» Work task: Return the entries in their entirety, precisely as given.

BEGIN

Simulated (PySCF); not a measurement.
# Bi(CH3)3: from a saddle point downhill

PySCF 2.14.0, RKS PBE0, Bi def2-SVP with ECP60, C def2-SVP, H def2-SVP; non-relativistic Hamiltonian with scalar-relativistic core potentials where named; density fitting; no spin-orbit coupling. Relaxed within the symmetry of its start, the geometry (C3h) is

END

» Result:
Simulated (PySCF); not a measurement.
# Bi(CH3)3: from a saddle point downhill

PySCF 2.14.0, RKS PBE0, Bi def2-SVP with ECP60, C def2-SVP, H def2-SVP; non-relativistic Hamiltonian with scalar-relativistic core potentials where named; density fitting; no spin-orbit coupling. Relaxed within the symmetry of its start, the geometry (C3h) is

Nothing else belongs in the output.